• **SUPPLIED DATA**
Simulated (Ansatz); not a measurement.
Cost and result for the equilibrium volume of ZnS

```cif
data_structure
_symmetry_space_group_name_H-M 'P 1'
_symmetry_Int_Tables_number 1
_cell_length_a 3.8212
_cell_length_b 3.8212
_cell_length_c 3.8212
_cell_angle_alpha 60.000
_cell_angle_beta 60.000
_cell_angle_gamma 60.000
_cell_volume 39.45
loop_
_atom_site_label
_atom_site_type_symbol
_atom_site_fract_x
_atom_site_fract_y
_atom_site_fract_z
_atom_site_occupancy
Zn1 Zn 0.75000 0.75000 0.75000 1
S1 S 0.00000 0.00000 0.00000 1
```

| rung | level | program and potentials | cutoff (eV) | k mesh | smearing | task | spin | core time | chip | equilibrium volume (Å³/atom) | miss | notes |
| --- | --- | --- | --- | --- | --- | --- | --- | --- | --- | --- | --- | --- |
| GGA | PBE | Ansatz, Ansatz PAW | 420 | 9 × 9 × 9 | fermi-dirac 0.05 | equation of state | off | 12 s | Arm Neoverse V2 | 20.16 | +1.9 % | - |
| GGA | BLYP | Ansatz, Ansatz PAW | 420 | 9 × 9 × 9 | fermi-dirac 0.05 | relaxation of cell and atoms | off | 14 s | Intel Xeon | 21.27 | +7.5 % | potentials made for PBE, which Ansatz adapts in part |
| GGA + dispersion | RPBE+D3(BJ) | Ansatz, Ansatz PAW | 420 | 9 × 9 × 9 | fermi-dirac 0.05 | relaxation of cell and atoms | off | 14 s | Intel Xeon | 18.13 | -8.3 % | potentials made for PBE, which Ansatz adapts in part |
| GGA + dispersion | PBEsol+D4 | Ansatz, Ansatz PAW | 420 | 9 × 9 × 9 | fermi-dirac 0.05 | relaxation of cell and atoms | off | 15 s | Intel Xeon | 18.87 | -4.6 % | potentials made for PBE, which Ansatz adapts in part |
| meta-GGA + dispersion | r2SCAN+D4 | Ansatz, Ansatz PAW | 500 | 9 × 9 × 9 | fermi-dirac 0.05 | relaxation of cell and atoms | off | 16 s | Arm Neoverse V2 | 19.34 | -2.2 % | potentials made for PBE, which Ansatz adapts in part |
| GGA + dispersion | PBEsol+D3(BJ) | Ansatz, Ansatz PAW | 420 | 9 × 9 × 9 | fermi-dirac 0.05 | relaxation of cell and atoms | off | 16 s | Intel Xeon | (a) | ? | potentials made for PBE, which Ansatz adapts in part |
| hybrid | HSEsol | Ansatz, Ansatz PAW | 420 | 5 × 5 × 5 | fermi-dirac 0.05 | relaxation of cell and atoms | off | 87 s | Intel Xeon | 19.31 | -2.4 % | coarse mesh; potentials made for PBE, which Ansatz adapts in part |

• **REQUIREMENT**
Please output the lines of the listing above that fall in the stretch from the one with "Cost and result" through the one with "miss | notes |", exactly and only those.

• **RESPONSE AREA**
Cost and result for the equilibrium volume of ZnS

```cif
data_structure
_symmetry_space_group_name_H-M 'P 1'
_symmetry_Int_Tables_number 1
_cell_length_a 3.8212
_cell_length_b 3.8212
_cell_length_c 3.8212
_cell_angle_alpha 60.000
_cell_angle_beta 60.000
_cell_angle_gamma 60.000
_cell_volume 39.45
loop_
_atom_site_label
_atom_site_type_symbol
_atom_site_fract_x
_atom_site_fract_y
_atom_site_fract_z
_atom_site_occupancy
Zn1 Zn 0.75000 0.75000 0.75000 1
S1 S 0.00000 0.00000 0.00000 1
```

| rung | level | program and potentials | cutoff (eV) | k mesh | smearing | task | spin | core time | chip | equilibrium volume (Å³/atom) | miss | notes |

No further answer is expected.